→ **Information provided**
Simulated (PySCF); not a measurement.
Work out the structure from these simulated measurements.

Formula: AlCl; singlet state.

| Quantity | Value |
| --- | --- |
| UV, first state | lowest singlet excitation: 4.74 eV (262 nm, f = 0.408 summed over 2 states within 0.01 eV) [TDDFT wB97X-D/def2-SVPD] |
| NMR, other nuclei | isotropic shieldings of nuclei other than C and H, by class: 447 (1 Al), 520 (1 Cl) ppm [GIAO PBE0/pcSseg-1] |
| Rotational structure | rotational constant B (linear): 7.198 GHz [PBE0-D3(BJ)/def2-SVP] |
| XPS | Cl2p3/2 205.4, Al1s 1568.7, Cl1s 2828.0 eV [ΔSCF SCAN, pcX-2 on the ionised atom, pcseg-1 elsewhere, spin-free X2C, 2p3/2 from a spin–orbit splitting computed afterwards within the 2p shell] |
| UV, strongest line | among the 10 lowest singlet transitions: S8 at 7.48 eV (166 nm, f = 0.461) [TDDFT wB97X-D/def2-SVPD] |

→ **Requirement**
Beginning with the top line of the data above, output every line exactly until the one that contains "eV) [TDDFT wB97X-D/def2-SVPD] |", and include that one too.

→ **Written response**
Simulated (PySCF); not a measurement.
Work out the structure from these simulated measurements.

Formula: AlCl; singlet state.

| Quantity | Value |
| --- | --- |
| UV, first state | lowest singlet excitation: 4.74 eV (262 nm, f = 0.408 summed over 2 states within 0.01 eV) [TDDFT wB97X-D/def2-SVPD] |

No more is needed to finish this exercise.